Work request: Once the line containing "Step 0: E = -6914.6989 eV" is found in the entries below, reproduce it and every line after it, stopping at and including the line containing "Question: Estimate the"; reproduce nothing else, and keep each line exact.

Material shown:

★ ★ ★ ★

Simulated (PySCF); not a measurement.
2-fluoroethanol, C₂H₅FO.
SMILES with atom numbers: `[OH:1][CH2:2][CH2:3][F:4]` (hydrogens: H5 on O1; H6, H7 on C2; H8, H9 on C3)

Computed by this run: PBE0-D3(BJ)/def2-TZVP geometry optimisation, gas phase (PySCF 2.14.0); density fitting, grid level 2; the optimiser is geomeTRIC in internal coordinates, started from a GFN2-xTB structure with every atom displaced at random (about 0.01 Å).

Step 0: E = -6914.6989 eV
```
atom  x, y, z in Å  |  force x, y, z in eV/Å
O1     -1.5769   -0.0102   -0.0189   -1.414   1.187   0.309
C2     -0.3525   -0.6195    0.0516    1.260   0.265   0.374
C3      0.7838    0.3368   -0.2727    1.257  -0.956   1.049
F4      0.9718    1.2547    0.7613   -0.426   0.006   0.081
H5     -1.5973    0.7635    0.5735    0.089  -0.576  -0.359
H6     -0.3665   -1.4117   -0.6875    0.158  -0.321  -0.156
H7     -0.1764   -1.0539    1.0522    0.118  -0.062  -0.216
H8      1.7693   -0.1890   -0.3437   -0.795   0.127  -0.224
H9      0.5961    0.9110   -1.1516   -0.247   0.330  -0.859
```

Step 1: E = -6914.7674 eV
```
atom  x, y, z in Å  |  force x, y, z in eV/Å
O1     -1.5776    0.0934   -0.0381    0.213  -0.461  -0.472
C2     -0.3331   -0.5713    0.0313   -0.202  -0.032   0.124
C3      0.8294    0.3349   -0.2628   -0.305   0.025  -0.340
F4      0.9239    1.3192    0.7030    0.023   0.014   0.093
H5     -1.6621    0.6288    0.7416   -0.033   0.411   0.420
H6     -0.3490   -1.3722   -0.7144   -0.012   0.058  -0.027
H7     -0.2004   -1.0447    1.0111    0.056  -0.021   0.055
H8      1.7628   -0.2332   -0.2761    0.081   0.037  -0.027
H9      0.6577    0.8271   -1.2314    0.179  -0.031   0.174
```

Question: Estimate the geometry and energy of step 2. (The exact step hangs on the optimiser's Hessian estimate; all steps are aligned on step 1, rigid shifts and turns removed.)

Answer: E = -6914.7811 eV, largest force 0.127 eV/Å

★ ★ ★ ★

Task solution:
Step 0: E = -6914.6989 eV
```
atom  x, y, z in Å  |  force x, y, z in eV/Å
O1     -1.5769   -0.0102   -0.0189   -1.414   1.187   0.309
C2     -0.3525   -0.6195    0.0516    1.260   0.265   0.374
C3      0.7838    0.3368   -0.2727    1.257  -0.956   1.049
F4      0.9718    1.2547    0.7613   -0.426   0.006   0.081
H5     -1.5973    0.7635    0.5735    0.089  -0.576  -0.359
H6     -0.3665   -1.4117   -0.6875    0.158  -0.321  -0.156
H7     -0.1764   -1.0539    1.0522    0.118  -0.062  -0.216
H8      1.7693   -0.1890   -0.3437   -0.795   0.127  -0.224
H9      0.5961    0.9110   -1.1516   -0.247   0.330  -0.859
```

Step 1: E = -6914.7674 eV
```
atom  x, y, z in Å  |  force x, y, z in eV/Å
O1     -1.5776    0.0934   -0.0381    0.213  -0.461  -0.472
C2     -0.3331   -0.5713    0.0313   -0.202  -0.032   0.124
C3      0.8294    0.3349   -0.2628   -0.305   0.025  -0.340
F4      0.9239    1.3192    0.7030    0.023   0.014   0.093
H5     -1.6621    0.6288    0.7416   -0.033   0.411   0.420
H6     -0.3490   -1.3722   -0.7144   -0.012   0.058  -0.027
H7     -0.2004   -1.0447    1.0111    0.056  -0.021   0.055
H8      1.7628   -0.2332   -0.2761    0.081   0.037  -0.027
H9      0.6577    0.8271   -1.2314    0.179  -0.031   0.174
```

Question: Estimate the geometry and energy of step 2. (The exact step hangs on the optimiser's Hessian estimate; all steps are aligned on step 1, rigid shifts and turns removed.)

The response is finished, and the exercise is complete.